= DATA TO EXAMINE =
----------------------------------------

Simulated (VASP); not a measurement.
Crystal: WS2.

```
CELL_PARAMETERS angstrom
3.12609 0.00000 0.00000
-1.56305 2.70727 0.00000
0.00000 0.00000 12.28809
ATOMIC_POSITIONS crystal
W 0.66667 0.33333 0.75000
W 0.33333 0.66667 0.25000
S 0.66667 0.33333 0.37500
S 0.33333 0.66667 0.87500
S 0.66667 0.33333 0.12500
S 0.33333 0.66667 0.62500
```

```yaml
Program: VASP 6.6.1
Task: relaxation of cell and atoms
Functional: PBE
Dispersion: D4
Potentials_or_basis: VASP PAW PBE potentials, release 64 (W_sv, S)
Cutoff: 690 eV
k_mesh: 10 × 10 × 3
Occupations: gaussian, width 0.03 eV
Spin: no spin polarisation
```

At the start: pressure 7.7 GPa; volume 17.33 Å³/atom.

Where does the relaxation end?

----------------------------------------

= WORK ORDER =
Word for word, repeat each line of the listing.

= EXPECTED ANSWER =
Simulated (VASP); not a measurement.
Crystal: WS2.

```
CELL_PARAMETERS angstrom
3.12609 0.00000 0.00000
-1.56305 2.70727 0.00000
0.00000 0.00000 12.28809
ATOMIC_POSITIONS crystal
W 0.66667 0.33333 0.75000
W 0.33333 0.66667 0.25000
S 0.66667 0.33333 0.37500
S 0.33333 0.66667 0.87500
S 0.66667 0.33333 0.12500
S 0.33333 0.66667 0.62500
```

```yaml
Program: VASP 6.6.1
Task: relaxation of cell and atoms
Functional: PBE
Dispersion: D4
Potentials_or_basis: VASP PAW PBE potentials, release 64 (W_sv, S)
Cutoff: 690 eV
k_mesh: 10 × 10 × 3
Occupations: gaussian, width 0.03 eV
Spin: no spin polarisation
```

At the start: pressure 7.7 GPa; volume 17.33 Å³/atom.

Where does the relaxation end?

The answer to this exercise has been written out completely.